-- Work task --
After locating "- x(H₂O): 0.00313" in the listing below, copy that line and each one after it exactly, ending with the line that has "- n(Fe(l)): 1.84 mol".

═══ Available data
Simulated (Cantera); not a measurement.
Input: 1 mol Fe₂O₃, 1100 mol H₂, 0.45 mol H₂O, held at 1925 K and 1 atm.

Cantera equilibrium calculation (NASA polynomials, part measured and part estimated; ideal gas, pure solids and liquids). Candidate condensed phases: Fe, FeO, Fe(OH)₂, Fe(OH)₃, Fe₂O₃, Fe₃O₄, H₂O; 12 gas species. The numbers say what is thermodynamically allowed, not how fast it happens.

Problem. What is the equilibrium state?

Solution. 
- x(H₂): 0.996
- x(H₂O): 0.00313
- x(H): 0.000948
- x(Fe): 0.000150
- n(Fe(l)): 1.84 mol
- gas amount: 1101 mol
══════

-- Written reply --
- x(H₂O): 0.00313
- x(H): 0.000948
- x(Fe): 0.000150
- n(Fe(l)): 1.84 mol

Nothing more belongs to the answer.